Activity: Repeat the data that follows, keeping every character intact.

The data:
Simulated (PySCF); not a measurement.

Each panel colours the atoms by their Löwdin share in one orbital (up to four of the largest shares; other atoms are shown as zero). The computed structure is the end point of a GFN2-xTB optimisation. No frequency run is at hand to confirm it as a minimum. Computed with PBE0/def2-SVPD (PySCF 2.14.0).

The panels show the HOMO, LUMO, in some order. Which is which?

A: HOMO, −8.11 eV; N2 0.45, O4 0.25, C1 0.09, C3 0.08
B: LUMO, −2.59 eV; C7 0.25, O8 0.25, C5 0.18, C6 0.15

Written answer:
Simulated (PySCF); not a measurement.

Each panel colours the atoms by their Löwdin share in one orbital (up to four of the largest shares; other atoms are shown as zero). The computed structure is the end point of a GFN2-xTB optimisation. No frequency run is at hand to confirm it as a minimum. Computed with PBE0/def2-SVPD (PySCF 2.14.0).

The panels show the HOMO, LUMO, in some order. Which is which?

A: HOMO, −8.11 eV; N2 0.45, O4 0.25, C1 0.09, C3 0.08
B: LUMO, −2.59 eV; C7 0.25, O8 0.25, C5 0.18, C6 0.15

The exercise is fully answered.